Source information:
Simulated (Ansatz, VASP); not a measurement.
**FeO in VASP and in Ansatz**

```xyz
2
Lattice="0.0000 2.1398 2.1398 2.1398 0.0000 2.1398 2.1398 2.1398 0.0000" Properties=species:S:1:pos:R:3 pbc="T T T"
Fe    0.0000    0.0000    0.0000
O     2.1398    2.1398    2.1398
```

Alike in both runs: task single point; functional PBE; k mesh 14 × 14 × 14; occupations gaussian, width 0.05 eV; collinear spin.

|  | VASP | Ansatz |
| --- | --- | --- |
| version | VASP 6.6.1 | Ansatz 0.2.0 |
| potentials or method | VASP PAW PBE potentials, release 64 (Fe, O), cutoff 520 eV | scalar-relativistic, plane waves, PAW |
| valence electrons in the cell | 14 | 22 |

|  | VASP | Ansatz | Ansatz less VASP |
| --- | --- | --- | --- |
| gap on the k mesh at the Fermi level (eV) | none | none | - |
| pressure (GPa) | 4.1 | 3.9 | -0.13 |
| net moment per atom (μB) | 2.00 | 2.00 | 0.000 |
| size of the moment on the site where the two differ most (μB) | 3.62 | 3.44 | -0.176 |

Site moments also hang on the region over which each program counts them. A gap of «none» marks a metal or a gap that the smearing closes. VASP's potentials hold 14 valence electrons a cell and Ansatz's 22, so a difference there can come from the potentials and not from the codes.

Work item: Your task is to transcribe each record faithfully and in full.

Answer box:
Simulated (Ansatz, VASP); not a measurement.
**FeO in VASP and in Ansatz**

```xyz
2
Lattice="0.0000 2.1398 2.1398 2.1398 0.0000 2.1398 2.1398 2.1398 0.0000" Properties=species:S:1:pos:R:3 pbc="T T T"
Fe    0.0000    0.0000    0.0000
O     2.1398    2.1398    2.1398
```

Alike in both runs: task single point; functional PBE; k mesh 14 × 14 × 14; occupations gaussian, width 0.05 eV; collinear spin.

|  | VASP | Ansatz |
| --- | --- | --- |
| version | VASP 6.6.1 | Ansatz 0.2.0 |
| potentials or method | VASP PAW PBE potentials, release 64 (Fe, O), cutoff 520 eV | scalar-relativistic, plane waves, PAW |
| valence electrons in the cell | 14 | 22 |

|  | VASP | Ansatz | Ansatz less VASP |
| --- | --- | --- | --- |
| gap on the k mesh at the Fermi level (eV) | none | none | - |
| pressure (GPa) | 4.1 | 3.9 | -0.13 |
| net moment per atom (μB) | 2.00 | 2.00 | 0.000 |
| size of the moment on the site where the two differ most (μB) | 3.62 | 3.44 | -0.176 |

Site moments also hang on the region over which each program counts them. A gap of «none» marks a metal or a gap that the smearing closes. VASP's potentials hold 14 valence electrons a cell and Ansatz's 22, so a difference there can come from the potentials and not from the codes.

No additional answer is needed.